_Work request_
Return, in their exact form, the lines that lie between the start of the data below and the line containing "Problem. What does LDA give?", with both ends included.

_Record set_
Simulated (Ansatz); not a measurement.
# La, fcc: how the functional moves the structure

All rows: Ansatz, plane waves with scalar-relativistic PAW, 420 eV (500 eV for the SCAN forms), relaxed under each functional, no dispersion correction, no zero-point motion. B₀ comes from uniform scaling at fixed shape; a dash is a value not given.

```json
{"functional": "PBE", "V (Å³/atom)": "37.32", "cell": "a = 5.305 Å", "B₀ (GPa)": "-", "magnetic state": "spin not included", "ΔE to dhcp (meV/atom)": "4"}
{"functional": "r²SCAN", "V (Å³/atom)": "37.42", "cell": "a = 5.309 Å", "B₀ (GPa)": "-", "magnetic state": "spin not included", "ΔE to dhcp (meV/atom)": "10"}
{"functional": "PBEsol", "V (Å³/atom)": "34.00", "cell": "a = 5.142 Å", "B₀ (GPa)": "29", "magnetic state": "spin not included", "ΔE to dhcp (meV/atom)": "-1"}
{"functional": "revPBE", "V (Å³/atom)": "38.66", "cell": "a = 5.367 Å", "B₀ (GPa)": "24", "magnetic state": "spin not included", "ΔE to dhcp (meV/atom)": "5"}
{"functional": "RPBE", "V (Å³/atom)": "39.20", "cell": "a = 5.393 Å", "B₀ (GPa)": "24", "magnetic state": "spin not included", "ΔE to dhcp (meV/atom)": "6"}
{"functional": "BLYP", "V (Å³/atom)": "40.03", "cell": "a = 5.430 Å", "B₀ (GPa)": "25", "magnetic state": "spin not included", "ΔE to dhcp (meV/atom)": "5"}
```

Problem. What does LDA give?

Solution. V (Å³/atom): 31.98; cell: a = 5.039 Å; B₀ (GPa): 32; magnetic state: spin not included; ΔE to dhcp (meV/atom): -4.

_Exercise response_
Simulated (Ansatz); not a measurement.
# La, fcc: how the functional moves the structure

All rows: Ansatz, plane waves with scalar-relativistic PAW, 420 eV (500 eV for the SCAN forms), relaxed under each functional, no dispersion correction, no zero-point motion. B₀ comes from uniform scaling at fixed shape; a dash is a value not given.

```json
{"functional": "PBE", "V (Å³/atom)": "37.32", "cell": "a = 5.305 Å", "B₀ (GPa)": "-", "magnetic state": "spin not included", "ΔE to dhcp (meV/atom)": "4"}
{"functional": "r²SCAN", "V (Å³/atom)": "37.42", "cell": "a = 5.309 Å", "B₀ (GPa)": "-", "magnetic state": "spin not included", "ΔE to dhcp (meV/atom)": "10"}
{"functional": "PBEsol", "V (Å³/atom)": "34.00", "cell": "a = 5.142 Å", "B₀ (GPa)": "29", "magnetic state": "spin not included", "ΔE to dhcp (meV/atom)": "-1"}
{"functional": "revPBE", "V (Å³/atom)": "38.66", "cell": "a = 5.367 Å", "B₀ (GPa)": "24", "magnetic state": "spin not included", "ΔE to dhcp (meV/atom)": "5"}
{"functional": "RPBE", "V (Å³/atom)": "39.20", "cell": "a = 5.393 Å", "B₀ (GPa)": "24", "magnetic state": "spin not included", "ΔE to dhcp (meV/atom)": "6"}
{"functional": "BLYP", "V (Å³/atom)": "40.03", "cell": "a = 5.430 Å", "B₀ (GPa)": "25", "magnetic state": "spin not included", "ΔE to dhcp (meV/atom)": "5"}
```

Problem. What does LDA give?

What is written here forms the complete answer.